Work request:
Would you set down all of the entries below exactly as they stand?

Given records:
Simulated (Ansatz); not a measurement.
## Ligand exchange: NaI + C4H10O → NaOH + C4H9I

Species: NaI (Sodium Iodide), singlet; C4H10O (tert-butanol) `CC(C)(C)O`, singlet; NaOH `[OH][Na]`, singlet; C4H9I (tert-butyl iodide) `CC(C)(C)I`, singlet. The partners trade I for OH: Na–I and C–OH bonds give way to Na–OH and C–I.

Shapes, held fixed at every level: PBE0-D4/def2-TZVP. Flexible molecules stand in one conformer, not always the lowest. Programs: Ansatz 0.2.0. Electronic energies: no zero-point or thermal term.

Answer space:
Simulated (Ansatz); not a measurement.
## Ligand exchange: NaI + C4H10O → NaOH + C4H9I

Species: NaI (Sodium Iodide), singlet; C4H10O (tert-butanol) `CC(C)(C)O`, singlet; NaOH `[OH][Na]`, singlet; C4H9I (tert-butyl iodide) `CC(C)(C)I`, singlet. The partners trade I for OH: Na–I and C–OH bonds give way to Na–OH and C–I.

Shapes, held fixed at every level: PBE0-D4/def2-TZVP. Flexible molecules stand in one conformer, not always the lowest. Programs: Ansatz 0.2.0. Electronic energies: no zero-point or thermal term.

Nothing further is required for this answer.